◆ ACTIVITY: Write out, please, the lines from the beginning of the material to the line with "- 553.9, cv (kJ/(kg K)): 1.793", including both ends and nothing else.

•••••

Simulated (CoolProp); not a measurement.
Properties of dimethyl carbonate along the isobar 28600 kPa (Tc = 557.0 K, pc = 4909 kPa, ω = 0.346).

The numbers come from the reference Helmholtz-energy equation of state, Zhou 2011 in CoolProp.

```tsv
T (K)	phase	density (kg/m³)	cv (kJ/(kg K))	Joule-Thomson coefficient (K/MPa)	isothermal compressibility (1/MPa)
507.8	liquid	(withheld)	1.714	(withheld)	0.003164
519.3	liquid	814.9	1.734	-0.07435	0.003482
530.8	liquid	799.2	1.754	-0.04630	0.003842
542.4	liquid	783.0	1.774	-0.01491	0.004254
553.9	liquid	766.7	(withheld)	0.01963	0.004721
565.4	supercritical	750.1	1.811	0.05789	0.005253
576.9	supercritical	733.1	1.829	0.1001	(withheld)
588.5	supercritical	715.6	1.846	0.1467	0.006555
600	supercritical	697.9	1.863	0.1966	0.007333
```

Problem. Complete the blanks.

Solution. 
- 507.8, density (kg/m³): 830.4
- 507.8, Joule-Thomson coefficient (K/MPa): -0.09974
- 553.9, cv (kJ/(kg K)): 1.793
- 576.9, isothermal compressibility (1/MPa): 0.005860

•••••

◆ EXERCISE RESULT:
Simulated (CoolProp); not a measurement.
Properties of dimethyl carbonate along the isobar 28600 kPa (Tc = 557.0 K, pc = 4909 kPa, ω = 0.346).

The numbers come from the reference Helmholtz-energy equation of state, Zhou 2011 in CoolProp.

```tsv
T (K)	phase	density (kg/m³)	cv (kJ/(kg K))	Joule-Thomson coefficient (K/MPa)	isothermal compressibility (1/MPa)
507.8	liquid	(withheld)	1.714	(withheld)	0.003164
519.3	liquid	814.9	1.734	-0.07435	0.003482
530.8	liquid	799.2	1.754	-0.04630	0.003842
542.4	liquid	783.0	1.774	-0.01491	0.004254
553.9	liquid	766.7	(withheld)	0.01963	0.004721
565.4	supercritical	750.1	1.811	0.05789	0.005253
576.9	supercritical	733.1	1.829	0.1001	(withheld)
588.5	supercritical	715.6	1.846	0.1467	0.006555
600	supercritical	697.9	1.863	0.1966	0.007333
```

Problem. Complete the blanks.

Solution. 
- 507.8, density (kg/m³): 830.4
- 507.8, Joule-Thomson coefficient (K/MPa): -0.09974
- 553.9, cv (kJ/(kg K)): 1.793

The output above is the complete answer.